Exercise data:
- - - -

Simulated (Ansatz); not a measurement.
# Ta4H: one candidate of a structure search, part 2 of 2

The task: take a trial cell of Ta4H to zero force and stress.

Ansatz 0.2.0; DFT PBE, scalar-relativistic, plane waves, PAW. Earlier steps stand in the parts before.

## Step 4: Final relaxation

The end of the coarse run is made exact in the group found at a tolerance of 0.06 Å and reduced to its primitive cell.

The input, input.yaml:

- - - -

Lines from the top of the entries through the line with "The end of the" are to be transcribed exactly, and nothing more.

Simulated (Ansatz); not a measurement.
# Ta4H: one candidate of a structure search, part 2 of 2

The task: take a trial cell of Ta4H to zero force and stress.

Ansatz 0.2.0; DFT PBE, scalar-relativistic, plane waves, PAW. Earlier steps stand in the parts before.

## Step 4: Final relaxation

The end of the coarse run is made exact in the group found at a tolerance of 0.06 Å and reduced to its primitive cell.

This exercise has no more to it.